___

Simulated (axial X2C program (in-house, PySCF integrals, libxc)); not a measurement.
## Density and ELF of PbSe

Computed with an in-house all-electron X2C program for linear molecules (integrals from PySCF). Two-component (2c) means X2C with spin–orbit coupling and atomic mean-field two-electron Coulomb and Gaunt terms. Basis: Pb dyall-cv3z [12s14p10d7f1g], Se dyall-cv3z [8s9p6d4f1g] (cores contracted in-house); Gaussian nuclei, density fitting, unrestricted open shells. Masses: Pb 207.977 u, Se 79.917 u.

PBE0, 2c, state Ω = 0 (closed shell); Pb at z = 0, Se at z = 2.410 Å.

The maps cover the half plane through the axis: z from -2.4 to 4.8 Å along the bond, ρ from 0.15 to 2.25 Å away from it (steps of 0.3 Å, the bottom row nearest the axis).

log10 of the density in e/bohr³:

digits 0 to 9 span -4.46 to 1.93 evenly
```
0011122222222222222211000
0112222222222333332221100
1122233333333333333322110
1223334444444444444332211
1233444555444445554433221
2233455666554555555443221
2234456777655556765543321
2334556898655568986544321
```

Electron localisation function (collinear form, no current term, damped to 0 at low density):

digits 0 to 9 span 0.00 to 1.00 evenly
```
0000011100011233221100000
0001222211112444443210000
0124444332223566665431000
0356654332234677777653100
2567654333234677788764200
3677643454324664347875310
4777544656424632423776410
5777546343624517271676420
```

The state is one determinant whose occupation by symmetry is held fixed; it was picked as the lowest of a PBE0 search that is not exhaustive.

___

Please print the lines from the start of the records up to and including the line with "## Density and ELF of PbSe", copying each one exactly and leaving out the rest.

Simulated (axial X2C program (in-house, PySCF integrals, libxc)); not a measurement.
## Density and ELF of PbSe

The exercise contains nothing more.